■ **ASSIGNMENT**: Output the listing below verbatim.

■ **DATA PROVIDED**:
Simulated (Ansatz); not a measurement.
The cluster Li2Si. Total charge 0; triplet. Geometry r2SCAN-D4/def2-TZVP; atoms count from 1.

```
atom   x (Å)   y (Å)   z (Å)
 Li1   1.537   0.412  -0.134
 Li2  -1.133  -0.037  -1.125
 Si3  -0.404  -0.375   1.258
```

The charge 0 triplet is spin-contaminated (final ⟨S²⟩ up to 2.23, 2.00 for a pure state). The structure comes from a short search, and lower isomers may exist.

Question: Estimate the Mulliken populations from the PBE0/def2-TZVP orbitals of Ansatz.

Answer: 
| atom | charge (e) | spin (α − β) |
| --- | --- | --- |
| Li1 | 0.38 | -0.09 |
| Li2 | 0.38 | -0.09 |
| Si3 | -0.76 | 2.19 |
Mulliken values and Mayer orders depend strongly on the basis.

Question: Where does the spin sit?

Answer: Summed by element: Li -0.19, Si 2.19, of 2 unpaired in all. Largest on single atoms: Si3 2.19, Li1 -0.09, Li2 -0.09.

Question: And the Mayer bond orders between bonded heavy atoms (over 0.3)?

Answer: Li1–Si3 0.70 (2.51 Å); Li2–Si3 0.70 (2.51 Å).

■ **REPLY**:
Simulated (Ansatz); not a measurement.
The cluster Li2Si. Total charge 0; triplet. Geometry r2SCAN-D4/def2-TZVP; atoms count from 1.

```
atom   x (Å)   y (Å)   z (Å)
 Li1   1.537   0.412  -0.134
 Li2  -1.133  -0.037  -1.125
 Si3  -0.404  -0.375   1.258
```

The charge 0 triplet is spin-contaminated (final ⟨S²⟩ up to 2.23, 2.00 for a pure state). The structure comes from a short search, and lower isomers may exist.

Question: Estimate the Mulliken populations from the PBE0/def2-TZVP orbitals of Ansatz.

Answer: 
| atom | charge (e) | spin (α − β) |
| --- | --- | --- |
| Li1 | 0.38 | -0.09 |
| Li2 | 0.38 | -0.09 |
| Si3 | -0.76 | 2.19 |
Mulliken values and Mayer orders depend strongly on the basis.

Question: Where does the spin sit?

Answer: Summed by element: Li -0.19, Si 2.19, of 2 unpaired in all. Largest on single atoms: Si3 2.19, Li1 -0.09, Li2 -0.09.

Question: And the Mayer bond orders between bonded heavy atoms (over 0.3)?

Answer: Li1–Si3 0.70 (2.51 Å); Li2–Si3 0.70 (2.51 Å).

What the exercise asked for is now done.